* ASSIGNED TASK: Please quote exactly the opening lines of the data, from the first line to the one where "6.40 | 0.0 | - |" appears.

___ STUDY MATERIAL ___

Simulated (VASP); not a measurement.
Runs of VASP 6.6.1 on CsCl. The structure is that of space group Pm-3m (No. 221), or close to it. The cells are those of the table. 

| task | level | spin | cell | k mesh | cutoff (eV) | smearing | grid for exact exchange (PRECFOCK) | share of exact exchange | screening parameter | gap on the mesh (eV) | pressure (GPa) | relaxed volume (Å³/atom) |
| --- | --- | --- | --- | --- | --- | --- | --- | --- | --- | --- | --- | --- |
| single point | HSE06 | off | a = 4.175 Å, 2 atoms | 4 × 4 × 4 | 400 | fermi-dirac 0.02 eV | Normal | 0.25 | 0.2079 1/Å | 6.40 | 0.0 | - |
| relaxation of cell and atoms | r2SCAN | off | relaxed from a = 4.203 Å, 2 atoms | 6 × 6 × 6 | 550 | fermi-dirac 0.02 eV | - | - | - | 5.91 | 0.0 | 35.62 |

___

* WRITTEN REPLY:
Simulated (VASP); not a measurement.
Runs of VASP 6.6.1 on CsCl. The structure is that of space group Pm-3m (No. 221), or close to it. The cells are those of the table. 

| task | level | spin | cell | k mesh | cutoff (eV) | smearing | grid for exact exchange (PRECFOCK) | share of exact exchange | screening parameter | gap on the mesh (eV) | pressure (GPa) | relaxed volume (Å³/atom) |
| --- | --- | --- | --- | --- | --- | --- | --- | --- | --- | --- | --- | --- |
| single point | HSE06 | off | a = 4.175 Å, 2 atoms | 4 × 4 × 4 | 400 | fermi-dirac 0.02 eV | Normal | 0.25 | 0.2079 1/Å | 6.40 | 0.0 | - |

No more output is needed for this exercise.